%%

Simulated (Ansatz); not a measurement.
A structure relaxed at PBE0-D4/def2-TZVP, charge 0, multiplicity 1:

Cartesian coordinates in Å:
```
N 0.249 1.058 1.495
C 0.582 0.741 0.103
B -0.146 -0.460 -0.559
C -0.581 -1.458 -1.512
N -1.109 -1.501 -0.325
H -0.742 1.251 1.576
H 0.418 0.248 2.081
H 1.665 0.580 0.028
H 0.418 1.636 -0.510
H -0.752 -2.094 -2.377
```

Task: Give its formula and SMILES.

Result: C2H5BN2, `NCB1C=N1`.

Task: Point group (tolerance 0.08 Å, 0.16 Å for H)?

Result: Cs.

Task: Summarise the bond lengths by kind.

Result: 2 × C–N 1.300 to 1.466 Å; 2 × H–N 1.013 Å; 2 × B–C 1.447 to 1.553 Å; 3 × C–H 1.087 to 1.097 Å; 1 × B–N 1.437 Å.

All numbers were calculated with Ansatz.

%%

### ACTION ITEM
Only certain lines are wanted. Please return exactly those from the top of the data through the line with "Task: Summarise the bond lengths by kind.".

### TASK OUTPUT
Simulated (Ansatz); not a measurement.
A structure relaxed at PBE0-D4/def2-TZVP, charge 0, multiplicity 1:

Cartesian coordinates in Å:
```
N 0.249 1.058 1.495
C 0.582 0.741 0.103
B -0.146 -0.460 -0.559
C -0.581 -1.458 -1.512
N -1.109 -1.501 -0.325
H -0.742 1.251 1.576
H 0.418 0.248 2.081
H 1.665 0.580 0.028
H 0.418 1.636 -0.510
H -0.752 -2.094 -2.377
```

Task: Give its formula and SMILES.

Result: C2H5BN2, `NCB1C=N1`.

Task: Point group (tolerance 0.08 Å, 0.16 Å for H)?

Result: Cs.

Task: Summarise the bond lengths by kind.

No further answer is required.